• _Material shown_:
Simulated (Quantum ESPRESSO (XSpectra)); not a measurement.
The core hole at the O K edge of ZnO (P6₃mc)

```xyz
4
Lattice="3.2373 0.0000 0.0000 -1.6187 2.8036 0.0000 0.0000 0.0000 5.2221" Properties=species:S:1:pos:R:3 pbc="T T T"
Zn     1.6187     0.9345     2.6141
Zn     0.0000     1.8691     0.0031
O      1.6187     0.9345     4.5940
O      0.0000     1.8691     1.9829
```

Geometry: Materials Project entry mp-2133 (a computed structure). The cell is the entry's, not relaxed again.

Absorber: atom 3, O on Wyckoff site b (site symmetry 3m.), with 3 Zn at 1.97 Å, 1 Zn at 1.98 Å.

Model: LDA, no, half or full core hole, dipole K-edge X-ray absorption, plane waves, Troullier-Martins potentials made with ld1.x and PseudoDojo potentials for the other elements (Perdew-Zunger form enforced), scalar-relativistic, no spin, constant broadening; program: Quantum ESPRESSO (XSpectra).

• _Required action_:
Write out exactly the lines above between the line with "Geometry: Materials Project" and the line with "Absorber: atom 3, O", inclusive, and nothing beyond them.

• _Response area_:
Geometry: Materials Project entry mp-2133 (a computed structure). The cell is the entry's, not relaxed again.

Absorber: atom 3, O on Wyckoff site b (site symmetry 3m.), with 3 Zn at 1.97 Å, 1 Zn at 1.98 Å.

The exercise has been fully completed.